> [Assignment] Every record must be written out once more, with nothing added or omitted.

***** Information provided

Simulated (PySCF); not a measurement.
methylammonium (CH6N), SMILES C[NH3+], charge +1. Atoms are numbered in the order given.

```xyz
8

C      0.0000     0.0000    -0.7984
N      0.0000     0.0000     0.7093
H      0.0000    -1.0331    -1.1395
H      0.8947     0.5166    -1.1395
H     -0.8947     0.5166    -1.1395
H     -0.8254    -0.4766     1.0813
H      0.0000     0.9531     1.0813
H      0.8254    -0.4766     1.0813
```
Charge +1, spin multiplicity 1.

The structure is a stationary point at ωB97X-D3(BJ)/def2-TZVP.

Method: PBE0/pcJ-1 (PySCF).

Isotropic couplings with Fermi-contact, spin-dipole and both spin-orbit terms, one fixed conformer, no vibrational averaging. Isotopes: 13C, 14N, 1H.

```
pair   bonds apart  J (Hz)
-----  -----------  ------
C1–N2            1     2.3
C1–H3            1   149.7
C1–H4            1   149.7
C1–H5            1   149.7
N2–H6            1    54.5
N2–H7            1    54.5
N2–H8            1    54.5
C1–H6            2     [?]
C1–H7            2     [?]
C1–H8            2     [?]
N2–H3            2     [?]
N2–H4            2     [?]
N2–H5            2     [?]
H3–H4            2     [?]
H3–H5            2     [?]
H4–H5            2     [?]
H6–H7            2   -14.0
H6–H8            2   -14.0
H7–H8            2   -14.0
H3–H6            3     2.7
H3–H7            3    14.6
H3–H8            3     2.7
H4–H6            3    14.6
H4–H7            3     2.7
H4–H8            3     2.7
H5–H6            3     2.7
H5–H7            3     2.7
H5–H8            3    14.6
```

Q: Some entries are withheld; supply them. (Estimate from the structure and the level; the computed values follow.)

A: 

**********

> [Reply]
Simulated (PySCF); not a measurement.
methylammonium (CH6N), SMILES C[NH3+], charge +1. Atoms are numbered in the order given.

```xyz
8

C      0.0000     0.0000    -0.7984
N      0.0000     0.0000     0.7093
H      0.0000    -1.0331    -1.1395
H      0.8947     0.5166    -1.1395
H     -0.8947     0.5166    -1.1395
H     -0.8254    -0.4766     1.0813
H      0.0000     0.9531     1.0813
H      0.8254    -0.4766     1.0813
```
Charge +1, spin multiplicity 1.

The structure is a stationary point at ωB97X-D3(BJ)/def2-TZVP.

Method: PBE0/pcJ-1 (PySCF).

Isotropic couplings with Fermi-contact, spin-dipole and both spin-orbit terms, one fixed conformer, no vibrational averaging. Isotopes: 13C, 14N, 1H.

```
pair   bonds apart  J (Hz)
-----  -----------  ------
C1–N2            1     2.3
C1–H3            1   149.7
C1–H4            1   149.7
C1–H5            1   149.7
N2–H6            1    54.5
N2–H7            1    54.5
N2–H8            1    54.5
C1–H6            2     [?]
C1–H7            2     [?]
C1–H8            2     [?]
N2–H3            2     [?]
N2–H4            2     [?]
N2–H5            2     [?]
H3–H4            2     [?]
H3–H5            2     [?]
H4–H5            2     [?]
H6–H7            2   -14.0
H6–H8            2   -14.0
H7–H8            2   -14.0
H3–H6            3     2.7
H3–H7            3    14.6
H3–H8            3     2.7
H4–H6            3    14.6
H4–H7            3     2.7
H4–H8            3     2.7
H5–H6            3     2.7
H5–H7            3     2.7
H5–H8            3    14.6
```

Q: Some entries are withheld; supply them. (Estimate from the structure and the level; the computed values follow.)

A: 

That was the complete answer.